-- Data listing --
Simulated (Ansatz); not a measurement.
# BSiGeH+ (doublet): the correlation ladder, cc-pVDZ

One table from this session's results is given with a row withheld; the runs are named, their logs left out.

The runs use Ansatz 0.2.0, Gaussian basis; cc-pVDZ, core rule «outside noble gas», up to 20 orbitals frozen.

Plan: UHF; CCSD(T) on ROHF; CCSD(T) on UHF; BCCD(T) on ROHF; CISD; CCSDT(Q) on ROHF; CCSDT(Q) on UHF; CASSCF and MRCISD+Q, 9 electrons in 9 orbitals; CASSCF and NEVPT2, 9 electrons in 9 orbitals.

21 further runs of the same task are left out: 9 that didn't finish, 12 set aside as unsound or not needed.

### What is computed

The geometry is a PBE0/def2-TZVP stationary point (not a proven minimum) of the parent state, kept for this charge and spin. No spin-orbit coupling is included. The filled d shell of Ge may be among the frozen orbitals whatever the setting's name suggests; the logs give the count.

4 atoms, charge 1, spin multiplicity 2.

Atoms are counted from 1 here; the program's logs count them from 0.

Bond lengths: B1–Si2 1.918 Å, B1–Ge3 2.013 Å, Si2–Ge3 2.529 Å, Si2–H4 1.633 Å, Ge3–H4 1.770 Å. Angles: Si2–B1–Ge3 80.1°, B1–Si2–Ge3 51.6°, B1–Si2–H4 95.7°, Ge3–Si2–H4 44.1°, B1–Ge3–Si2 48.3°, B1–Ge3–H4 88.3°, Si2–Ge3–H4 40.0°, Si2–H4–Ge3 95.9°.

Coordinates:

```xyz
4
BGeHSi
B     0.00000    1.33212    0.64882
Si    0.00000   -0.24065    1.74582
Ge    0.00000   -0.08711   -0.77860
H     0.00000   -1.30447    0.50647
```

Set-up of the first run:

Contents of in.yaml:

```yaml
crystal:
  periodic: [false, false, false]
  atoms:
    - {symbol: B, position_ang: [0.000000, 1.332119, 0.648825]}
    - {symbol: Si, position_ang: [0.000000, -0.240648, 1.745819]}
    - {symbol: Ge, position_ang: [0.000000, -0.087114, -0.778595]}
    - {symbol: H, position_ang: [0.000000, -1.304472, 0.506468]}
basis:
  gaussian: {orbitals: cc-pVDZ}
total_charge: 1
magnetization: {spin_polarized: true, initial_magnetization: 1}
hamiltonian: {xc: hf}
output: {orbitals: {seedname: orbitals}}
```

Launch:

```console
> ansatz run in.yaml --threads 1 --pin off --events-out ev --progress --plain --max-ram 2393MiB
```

-- Exercise --
Everything starting at the line containing "4 atoms, charge 1, spin multiplicity 2." and ending at the line containing "Atoms are counted" in the records above should be repeated exactly, and only that.

-- Expected answer --
4 atoms, charge 1, spin multiplicity 2.

Atoms are counted from 1 here; the program's logs count them from 0.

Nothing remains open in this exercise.